Task item —
Below are some records. Return exactly the lines from the one containing "Each cell was" through the one containing "Question: what PBEsol", both included, and only those.

BEGIN Source information

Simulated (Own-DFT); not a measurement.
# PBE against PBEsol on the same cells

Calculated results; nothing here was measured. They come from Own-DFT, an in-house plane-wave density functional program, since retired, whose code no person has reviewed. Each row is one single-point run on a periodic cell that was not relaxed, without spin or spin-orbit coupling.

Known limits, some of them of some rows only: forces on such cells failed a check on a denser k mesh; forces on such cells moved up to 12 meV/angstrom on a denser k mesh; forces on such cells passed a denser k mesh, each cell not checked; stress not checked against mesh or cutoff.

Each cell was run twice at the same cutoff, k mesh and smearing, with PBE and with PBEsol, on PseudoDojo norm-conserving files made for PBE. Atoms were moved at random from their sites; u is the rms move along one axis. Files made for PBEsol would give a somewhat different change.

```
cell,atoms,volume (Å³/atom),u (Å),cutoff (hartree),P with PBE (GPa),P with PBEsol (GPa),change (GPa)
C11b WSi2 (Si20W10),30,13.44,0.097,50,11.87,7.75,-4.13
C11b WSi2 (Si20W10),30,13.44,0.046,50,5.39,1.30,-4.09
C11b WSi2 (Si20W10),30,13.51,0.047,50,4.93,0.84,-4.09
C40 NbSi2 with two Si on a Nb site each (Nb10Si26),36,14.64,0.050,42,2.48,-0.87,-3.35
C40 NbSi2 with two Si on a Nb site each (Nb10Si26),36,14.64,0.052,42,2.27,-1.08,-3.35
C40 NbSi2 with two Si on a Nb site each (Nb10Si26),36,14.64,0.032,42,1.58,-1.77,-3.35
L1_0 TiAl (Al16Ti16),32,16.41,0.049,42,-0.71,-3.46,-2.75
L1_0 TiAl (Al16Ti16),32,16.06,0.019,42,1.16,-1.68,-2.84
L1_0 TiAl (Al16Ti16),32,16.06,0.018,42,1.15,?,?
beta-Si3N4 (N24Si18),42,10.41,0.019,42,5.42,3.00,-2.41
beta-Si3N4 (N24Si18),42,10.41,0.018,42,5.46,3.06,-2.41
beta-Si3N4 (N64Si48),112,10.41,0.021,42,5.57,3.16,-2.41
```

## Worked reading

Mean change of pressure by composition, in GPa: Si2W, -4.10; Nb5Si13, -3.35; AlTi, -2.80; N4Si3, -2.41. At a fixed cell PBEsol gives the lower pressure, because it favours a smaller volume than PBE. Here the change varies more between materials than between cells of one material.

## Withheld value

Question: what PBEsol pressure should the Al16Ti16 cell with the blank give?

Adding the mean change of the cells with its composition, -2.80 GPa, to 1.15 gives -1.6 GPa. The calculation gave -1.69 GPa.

END Source information

Exercise result —
Each cell was run twice at the same cutoff, k mesh and smearing, with PBE and with PBEsol, on PseudoDojo norm-conserving files made for PBE. Atoms were moved at random from their sites; u is the rms move along one axis. Files made for PBEsol would give a somewhat different change.

```
cell,atoms,volume (Å³/atom),u (Å),cutoff (hartree),P with PBE (GPa),P with PBEsol (GPa),change (GPa)
C11b WSi2 (Si20W10),30,13.44,0.097,50,11.87,7.75,-4.13
C11b WSi2 (Si20W10),30,13.44,0.046,50,5.39,1.30,-4.09
C11b WSi2 (Si20W10),30,13.51,0.047,50,4.93,0.84,-4.09
C40 NbSi2 with two Si on a Nb site each (Nb10Si26),36,14.64,0.050,42,2.48,-0.87,-3.35
C40 NbSi2 with two Si on a Nb site each (Nb10Si26),36,14.64,0.052,42,2.27,-1.08,-3.35
C40 NbSi2 with two Si on a Nb site each (Nb10Si26),36,14.64,0.032,42,1.58,-1.77,-3.35
L1_0 TiAl (Al16Ti16),32,16.41,0.049,42,-0.71,-3.46,-2.75
L1_0 TiAl (Al16Ti16),32,16.06,0.019,42,1.16,-1.68,-2.84
L1_0 TiAl (Al16Ti16),32,16.06,0.018,42,1.15,?,?
beta-Si3N4 (N24Si18),42,10.41,0.019,42,5.42,3.00,-2.41
beta-Si3N4 (N24Si18),42,10.41,0.018,42,5.46,3.06,-2.41
beta-Si3N4 (N64Si48),112,10.41,0.021,42,5.57,3.16,-2.41
```

## Worked reading

Mean change of pressure by composition, in GPa: Si2W, -4.10; Nb5Si13, -3.35; AlTi, -2.80; N4Si3, -2.41. At a fixed cell PBEsol gives the lower pressure, because it favours a smaller volume than PBE. Here the change varies more between materials than between cells of one material.

## Withheld value

Question: what PBEsol pressure should the Al16Ti16 cell with the blank give?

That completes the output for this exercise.